Required action >> Return only the lines of the listing below that run from the line with "Its results: band" through the line with "Caveats: the PAW", both ends included, exactly as written.

Entries supplied >>
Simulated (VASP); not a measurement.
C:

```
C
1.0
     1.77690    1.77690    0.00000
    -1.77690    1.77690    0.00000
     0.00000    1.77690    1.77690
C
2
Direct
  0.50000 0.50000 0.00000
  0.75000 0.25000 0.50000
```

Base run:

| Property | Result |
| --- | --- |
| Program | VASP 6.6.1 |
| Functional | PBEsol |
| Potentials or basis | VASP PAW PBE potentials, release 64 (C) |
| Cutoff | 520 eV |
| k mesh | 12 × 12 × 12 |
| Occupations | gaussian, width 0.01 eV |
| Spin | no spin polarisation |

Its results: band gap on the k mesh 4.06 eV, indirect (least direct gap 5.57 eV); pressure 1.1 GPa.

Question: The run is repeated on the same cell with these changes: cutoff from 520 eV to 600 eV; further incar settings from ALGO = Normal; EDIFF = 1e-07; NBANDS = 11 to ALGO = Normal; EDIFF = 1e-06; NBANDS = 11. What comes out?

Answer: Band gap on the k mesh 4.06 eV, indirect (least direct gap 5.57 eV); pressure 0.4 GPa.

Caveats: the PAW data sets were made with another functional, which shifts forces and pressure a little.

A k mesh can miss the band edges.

Written response >>
Its results: band gap on the k mesh 4.06 eV, indirect (least direct gap 5.57 eV); pressure 1.1 GPa.

Question: The run is repeated on the same cell with these changes: cutoff from 520 eV to 600 eV; further incar settings from ALGO = Normal; EDIFF = 1e-07; NBANDS = 11 to ALGO = Normal; EDIFF = 1e-06; NBANDS = 11. What comes out?

Answer: Band gap on the k mesh 4.06 eV, indirect (least direct gap 5.57 eV); pressure 0.4 GPa.

Caveats: the PAW data sets were made with another functional, which shifts forces and pressure a little.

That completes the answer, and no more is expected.